Activity.
Among the entries below, find the line with "Computed core-level spectrum", then quote it and each following line up to and including the line with "### Identify the", and nothing else.

>>>>>
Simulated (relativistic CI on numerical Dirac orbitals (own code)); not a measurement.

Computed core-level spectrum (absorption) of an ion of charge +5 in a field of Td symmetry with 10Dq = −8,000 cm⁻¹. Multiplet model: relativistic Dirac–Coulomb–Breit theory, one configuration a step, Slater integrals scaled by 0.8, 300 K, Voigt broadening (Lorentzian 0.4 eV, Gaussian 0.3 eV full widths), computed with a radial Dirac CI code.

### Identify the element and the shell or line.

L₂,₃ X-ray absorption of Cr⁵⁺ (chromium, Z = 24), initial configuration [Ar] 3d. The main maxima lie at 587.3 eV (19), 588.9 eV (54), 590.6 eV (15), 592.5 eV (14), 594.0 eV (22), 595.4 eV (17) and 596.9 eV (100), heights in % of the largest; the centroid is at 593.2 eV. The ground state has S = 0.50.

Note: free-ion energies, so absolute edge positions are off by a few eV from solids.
<<<<<

Response.
Computed core-level spectrum (absorption) of an ion of charge +5 in a field of Td symmetry with 10Dq = −8,000 cm⁻¹. Multiplet model: relativistic Dirac–Coulomb–Breit theory, one configuration a step, Slater integrals scaled by 0.8, 300 K, Voigt broadening (Lorentzian 0.4 eV, Gaussian 0.3 eV full widths), computed with a radial Dirac CI code.

### Identify the element and the shell or line.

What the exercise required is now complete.